Work order ::
Once the data has been read, print it back in full, exactly.

Record extracts ::
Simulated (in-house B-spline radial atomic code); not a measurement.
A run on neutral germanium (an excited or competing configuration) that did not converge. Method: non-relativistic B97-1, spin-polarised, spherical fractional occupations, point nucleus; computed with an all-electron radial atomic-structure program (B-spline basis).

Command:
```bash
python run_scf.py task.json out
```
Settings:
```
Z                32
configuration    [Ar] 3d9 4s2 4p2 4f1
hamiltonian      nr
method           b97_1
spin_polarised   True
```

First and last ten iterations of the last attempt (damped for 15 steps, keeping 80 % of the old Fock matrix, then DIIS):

Exercise solution ::
Simulated (in-house B-spline radial atomic code); not a measurement.
A run on neutral germanium (an excited or competing configuration) that did not converge. Method: non-relativistic B97-1, spin-polarised, spherical fractional occupations, point nucleus; computed with an all-electron radial atomic-structure program (B-spline basis).

Command:
```bash
python run_scf.py task.json out
```
Settings:
```
Z                32
configuration    [Ar] 3d9 4s2 4p2 4f1
hamiltonian      nr
method           b97_1
spin_polarised   True
```

First and last ten iterations of the last attempt (damped for 15 steps, keeping 80 % of the old Fock matrix, then DIIS):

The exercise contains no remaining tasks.